BEGIN

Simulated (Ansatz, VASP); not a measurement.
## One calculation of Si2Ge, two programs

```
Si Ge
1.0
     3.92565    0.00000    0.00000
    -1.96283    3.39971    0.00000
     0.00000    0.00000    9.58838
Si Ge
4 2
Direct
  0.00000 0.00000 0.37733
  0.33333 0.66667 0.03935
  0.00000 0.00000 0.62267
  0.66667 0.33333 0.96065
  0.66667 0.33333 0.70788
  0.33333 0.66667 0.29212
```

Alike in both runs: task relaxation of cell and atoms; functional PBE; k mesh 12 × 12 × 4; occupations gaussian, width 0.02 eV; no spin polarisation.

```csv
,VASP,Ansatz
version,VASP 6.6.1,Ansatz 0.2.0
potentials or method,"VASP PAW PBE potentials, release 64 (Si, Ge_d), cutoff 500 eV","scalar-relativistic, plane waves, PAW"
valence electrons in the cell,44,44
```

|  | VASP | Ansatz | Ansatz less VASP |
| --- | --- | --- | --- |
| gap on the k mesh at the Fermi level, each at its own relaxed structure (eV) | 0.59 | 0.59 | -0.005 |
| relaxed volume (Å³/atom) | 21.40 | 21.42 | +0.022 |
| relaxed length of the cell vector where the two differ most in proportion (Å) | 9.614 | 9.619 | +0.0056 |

END

### Assigned task
Please copy, word for word, every line from the first line of the records through the line containing "21.42 | +0.022 |", with both of those lines included and nothing else.

### Response area
Simulated (Ansatz, VASP); not a measurement.
## One calculation of Si2Ge, two programs

```
Si Ge
1.0
     3.92565    0.00000    0.00000
    -1.96283    3.39971    0.00000
     0.00000    0.00000    9.58838
Si Ge
4 2
Direct
  0.00000 0.00000 0.37733
  0.33333 0.66667 0.03935
  0.00000 0.00000 0.62267
  0.66667 0.33333 0.96065
  0.66667 0.33333 0.70788
  0.33333 0.66667 0.29212
```

Alike in both runs: task relaxation of cell and atoms; functional PBE; k mesh 12 × 12 × 4; occupations gaussian, width 0.02 eV; no spin polarisation.

```csv
,VASP,Ansatz
version,VASP 6.6.1,Ansatz 0.2.0
potentials or method,"VASP PAW PBE potentials, release 64 (Si, Ge_d), cutoff 500 eV","scalar-relativistic, plane waves, PAW"
valence electrons in the cell,44,44
```

|  | VASP | Ansatz | Ansatz less VASP |
| --- | --- | --- | --- |
| gap on the k mesh at the Fermi level, each at its own relaxed structure (eV) | 0.59 | 0.59 | -0.005 |
| relaxed volume (Å³/atom) | 21.40 | 21.42 | +0.022 |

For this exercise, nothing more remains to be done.